*DATA*
◆ ◆ ◆ ◆ ◆ ◆ ◆
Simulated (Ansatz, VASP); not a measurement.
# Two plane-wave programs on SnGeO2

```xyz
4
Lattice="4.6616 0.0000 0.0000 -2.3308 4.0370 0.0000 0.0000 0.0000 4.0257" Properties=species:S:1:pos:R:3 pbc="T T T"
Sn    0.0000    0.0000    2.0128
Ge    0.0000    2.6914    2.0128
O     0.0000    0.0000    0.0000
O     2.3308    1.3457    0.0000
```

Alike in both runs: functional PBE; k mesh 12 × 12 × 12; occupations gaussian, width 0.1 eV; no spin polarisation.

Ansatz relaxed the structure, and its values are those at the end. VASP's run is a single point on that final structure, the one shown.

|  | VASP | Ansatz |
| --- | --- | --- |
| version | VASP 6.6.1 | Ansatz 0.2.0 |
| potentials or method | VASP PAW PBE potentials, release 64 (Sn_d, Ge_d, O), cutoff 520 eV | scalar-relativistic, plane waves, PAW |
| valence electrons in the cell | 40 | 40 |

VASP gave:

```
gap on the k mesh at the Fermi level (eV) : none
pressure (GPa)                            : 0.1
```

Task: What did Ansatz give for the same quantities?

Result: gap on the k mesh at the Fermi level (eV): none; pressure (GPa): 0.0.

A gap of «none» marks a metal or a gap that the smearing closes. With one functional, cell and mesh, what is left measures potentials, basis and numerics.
◆ ◆ ◆ ◆ ◆ ◆ ◆

Quote, with nothing altered, all lines from the start of the entries to the line that carries "Alike in both", inclusive.

Simulated (Ansatz, VASP); not a measurement.
# Two plane-wave programs on SnGeO2

```xyz
4
Lattice="4.6616 0.0000 0.0000 -2.3308 4.0370 0.0000 0.0000 0.0000 4.0257" Properties=species:S:1:pos:R:3 pbc="T T T"
Sn    0.0000    0.0000    2.0128
Ge    0.0000    2.6914    2.0128
O     0.0000    0.0000    0.0000
O     2.3308    1.3457    0.0000
```

Alike in both runs: functional PBE; k mesh 12 × 12 × 12; occupations gaussian, width 0.1 eV; no spin polarisation.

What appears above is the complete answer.